• _Assignment_
Retype the records below from their first line through the line containing "### 1 The relaxed structure", and include nothing else.

════════════════

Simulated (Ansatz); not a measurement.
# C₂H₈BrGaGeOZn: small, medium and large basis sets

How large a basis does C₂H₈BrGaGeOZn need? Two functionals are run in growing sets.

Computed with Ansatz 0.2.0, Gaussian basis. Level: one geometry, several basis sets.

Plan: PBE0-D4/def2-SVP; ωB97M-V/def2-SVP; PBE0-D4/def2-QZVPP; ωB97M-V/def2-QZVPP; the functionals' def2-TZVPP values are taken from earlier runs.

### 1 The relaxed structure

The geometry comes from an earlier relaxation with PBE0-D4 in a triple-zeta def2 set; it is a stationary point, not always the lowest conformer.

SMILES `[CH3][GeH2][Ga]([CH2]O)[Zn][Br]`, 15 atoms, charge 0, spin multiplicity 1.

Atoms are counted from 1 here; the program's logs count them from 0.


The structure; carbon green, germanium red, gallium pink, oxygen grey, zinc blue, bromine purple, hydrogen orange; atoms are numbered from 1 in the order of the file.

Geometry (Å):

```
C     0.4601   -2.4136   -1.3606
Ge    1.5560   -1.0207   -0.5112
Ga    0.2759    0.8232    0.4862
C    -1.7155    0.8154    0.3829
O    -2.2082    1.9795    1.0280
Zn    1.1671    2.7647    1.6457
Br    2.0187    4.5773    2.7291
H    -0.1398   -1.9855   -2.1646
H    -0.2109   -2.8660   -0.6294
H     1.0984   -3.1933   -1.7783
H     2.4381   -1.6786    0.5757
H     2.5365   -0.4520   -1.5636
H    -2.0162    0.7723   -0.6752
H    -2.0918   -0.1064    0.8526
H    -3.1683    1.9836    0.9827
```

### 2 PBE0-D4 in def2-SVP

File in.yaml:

════════════════

• _Exercise output_
Simulated (Ansatz); not a measurement.
# C₂H₈BrGaGeOZn: small, medium and large basis sets

How large a basis does C₂H₈BrGaGeOZn need? Two functionals are run in growing sets.

Computed with Ansatz 0.2.0, Gaussian basis. Level: one geometry, several basis sets.

Plan: PBE0-D4/def2-SVP; ωB97M-V/def2-SVP; PBE0-D4/def2-QZVPP; ωB97M-V/def2-QZVPP; the functionals' def2-TZVPP values are taken from earlier runs.

### 1 The relaxed structure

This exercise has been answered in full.